ASSIGNED TASK | Exactly as written, copy the lines that run from the start of the data below to the line containing "(2) Rank by HOMO–LUMO gap, lowest first.", both ends included.

SUPPLIED INFORMATION |
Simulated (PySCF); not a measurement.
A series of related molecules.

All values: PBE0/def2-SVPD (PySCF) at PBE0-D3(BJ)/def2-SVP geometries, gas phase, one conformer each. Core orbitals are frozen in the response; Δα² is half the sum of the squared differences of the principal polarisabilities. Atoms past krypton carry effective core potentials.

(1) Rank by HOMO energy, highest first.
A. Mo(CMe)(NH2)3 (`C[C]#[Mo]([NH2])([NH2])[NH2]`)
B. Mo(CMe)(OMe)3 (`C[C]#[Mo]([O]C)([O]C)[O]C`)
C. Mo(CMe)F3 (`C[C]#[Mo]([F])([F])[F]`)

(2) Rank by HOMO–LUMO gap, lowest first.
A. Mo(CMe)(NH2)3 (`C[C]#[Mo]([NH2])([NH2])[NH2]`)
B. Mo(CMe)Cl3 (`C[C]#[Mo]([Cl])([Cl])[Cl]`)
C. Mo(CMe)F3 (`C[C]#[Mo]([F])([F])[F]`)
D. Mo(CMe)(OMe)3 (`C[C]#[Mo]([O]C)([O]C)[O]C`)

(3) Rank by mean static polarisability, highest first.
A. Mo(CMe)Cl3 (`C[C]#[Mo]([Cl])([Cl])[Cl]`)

RESPONSE BOX |
Simulated (PySCF); not a measurement.
A series of related molecules.

All values: PBE0/def2-SVPD (PySCF) at PBE0-D3(BJ)/def2-SVP geometries, gas phase, one conformer each. Core orbitals are frozen in the response; Δα² is half the sum of the squared differences of the principal polarisabilities. Atoms past krypton carry effective core potentials.

(1) Rank by HOMO energy, highest first.
A. Mo(CMe)(NH2)3 (`C[C]#[Mo]([NH2])([NH2])[NH2]`)
B. Mo(CMe)(OMe)3 (`C[C]#[Mo]([O]C)([O]C)[O]C`)
C. Mo(CMe)F3 (`C[C]#[Mo]([F])([F])[F]`)

(2) Rank by HOMO–LUMO gap, lowest first.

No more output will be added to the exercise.